• Work order
Would you repeat exactly the part of the listing below that runs from the line containing "All E1 lines" down to the line containing "0.19 | 7.446 |", inclusive, and nothing else?

==*==

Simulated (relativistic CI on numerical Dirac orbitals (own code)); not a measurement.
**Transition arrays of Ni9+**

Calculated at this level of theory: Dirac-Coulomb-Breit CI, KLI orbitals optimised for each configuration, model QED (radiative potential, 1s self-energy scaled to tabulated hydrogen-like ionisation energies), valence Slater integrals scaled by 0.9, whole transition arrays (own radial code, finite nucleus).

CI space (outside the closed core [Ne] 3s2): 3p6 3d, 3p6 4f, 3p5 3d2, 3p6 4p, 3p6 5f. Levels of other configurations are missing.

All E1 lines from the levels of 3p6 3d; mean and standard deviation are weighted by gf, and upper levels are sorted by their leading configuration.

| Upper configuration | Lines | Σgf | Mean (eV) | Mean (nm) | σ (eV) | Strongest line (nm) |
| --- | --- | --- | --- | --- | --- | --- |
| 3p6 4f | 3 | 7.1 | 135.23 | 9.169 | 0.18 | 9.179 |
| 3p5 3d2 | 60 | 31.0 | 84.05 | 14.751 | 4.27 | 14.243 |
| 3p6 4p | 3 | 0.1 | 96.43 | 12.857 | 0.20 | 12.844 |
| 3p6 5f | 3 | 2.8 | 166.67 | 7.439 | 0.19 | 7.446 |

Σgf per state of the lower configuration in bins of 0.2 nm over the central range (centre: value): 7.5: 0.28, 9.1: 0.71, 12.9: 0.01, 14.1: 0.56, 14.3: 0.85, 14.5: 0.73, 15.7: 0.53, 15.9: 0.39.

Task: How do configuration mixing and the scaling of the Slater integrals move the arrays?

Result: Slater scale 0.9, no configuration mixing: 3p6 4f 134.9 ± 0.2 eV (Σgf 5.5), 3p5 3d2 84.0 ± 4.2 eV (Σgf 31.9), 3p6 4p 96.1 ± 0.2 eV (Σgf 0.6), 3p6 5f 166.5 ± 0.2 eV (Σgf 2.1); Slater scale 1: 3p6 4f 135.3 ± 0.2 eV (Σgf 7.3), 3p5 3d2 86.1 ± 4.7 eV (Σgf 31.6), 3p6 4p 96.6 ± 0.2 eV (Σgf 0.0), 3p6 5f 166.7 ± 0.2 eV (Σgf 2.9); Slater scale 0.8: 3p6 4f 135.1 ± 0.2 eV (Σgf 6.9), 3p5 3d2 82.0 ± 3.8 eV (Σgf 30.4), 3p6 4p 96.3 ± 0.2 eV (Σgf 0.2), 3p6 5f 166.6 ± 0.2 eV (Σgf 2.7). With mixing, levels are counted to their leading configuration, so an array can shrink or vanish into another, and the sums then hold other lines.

==*==

• Expected answer
All E1 lines from the levels of 3p6 3d; mean and standard deviation are weighted by gf, and upper levels are sorted by their leading configuration.

| Upper configuration | Lines | Σgf | Mean (eV) | Mean (nm) | σ (eV) | Strongest line (nm) |
| --- | --- | --- | --- | --- | --- | --- |
| 3p6 4f | 3 | 7.1 | 135.23 | 9.169 | 0.18 | 9.179 |
| 3p5 3d2 | 60 | 31.0 | 84.05 | 14.751 | 4.27 | 14.243 |
| 3p6 4p | 3 | 0.1 | 96.43 | 12.857 | 0.20 | 12.844 |
| 3p6 5f | 3 | 2.8 | 166.67 | 7.439 | 0.19 | 7.446 |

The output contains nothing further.